-=-=-=-=-
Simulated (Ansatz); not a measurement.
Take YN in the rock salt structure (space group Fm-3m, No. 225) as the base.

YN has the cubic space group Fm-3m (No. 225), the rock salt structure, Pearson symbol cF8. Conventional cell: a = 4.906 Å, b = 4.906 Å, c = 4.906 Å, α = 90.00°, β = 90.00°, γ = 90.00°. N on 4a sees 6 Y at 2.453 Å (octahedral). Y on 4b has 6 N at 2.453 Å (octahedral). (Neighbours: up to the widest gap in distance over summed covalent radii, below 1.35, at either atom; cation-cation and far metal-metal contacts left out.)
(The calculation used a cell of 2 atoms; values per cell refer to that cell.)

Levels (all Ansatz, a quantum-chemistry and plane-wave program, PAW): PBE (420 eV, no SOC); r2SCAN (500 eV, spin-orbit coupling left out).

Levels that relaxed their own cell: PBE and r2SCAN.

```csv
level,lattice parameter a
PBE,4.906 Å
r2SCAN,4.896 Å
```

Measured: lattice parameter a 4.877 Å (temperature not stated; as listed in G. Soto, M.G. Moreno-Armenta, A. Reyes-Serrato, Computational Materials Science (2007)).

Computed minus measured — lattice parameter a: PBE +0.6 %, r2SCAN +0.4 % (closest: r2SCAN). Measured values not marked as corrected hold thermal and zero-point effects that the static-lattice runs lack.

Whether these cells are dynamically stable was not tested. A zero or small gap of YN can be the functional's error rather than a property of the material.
-=-=-=-=-

Reproduce the lines of the entries above from the one with "YN has the cubic" to the one with "Computed minus measured", both included, exactly and without any other line.

-- Answer space --
YN has the cubic space group Fm-3m (No. 225), the rock salt structure, Pearson symbol cF8. Conventional cell: a = 4.906 Å, b = 4.906 Å, c = 4.906 Å, α = 90.00°, β = 90.00°, γ = 90.00°. N on 4a sees 6 Y at 2.453 Å (octahedral). Y on 4b has 6 N at 2.453 Å (octahedral). (Neighbours: up to the widest gap in distance over summed covalent radii, below 1.35, at either atom; cation-cation and far metal-metal contacts left out.)
(The calculation used a cell of 2 atoms; values per cell refer to that cell.)

Levels (all Ansatz, a quantum-chemistry and plane-wave program, PAW): PBE (420 eV, no SOC); r2SCAN (500 eV, spin-orbit coupling left out).

Levels that relaxed their own cell: PBE and r2SCAN.

```csv
level,lattice parameter a
PBE,4.906 Å
r2SCAN,4.896 Å
```

Measured: lattice parameter a 4.877 Å (temperature not stated; as listed in G. Soto, M.G. Moreno-Armenta, A. Reyes-Serrato, Computational Materials Science (2007)).

Computed minus measured — lattice parameter a: PBE +0.6 %, r2SCAN +0.4 % (closest: r2SCAN). Measured values not marked as corrected hold thermal and zero-point effects that the static-lattice runs lack.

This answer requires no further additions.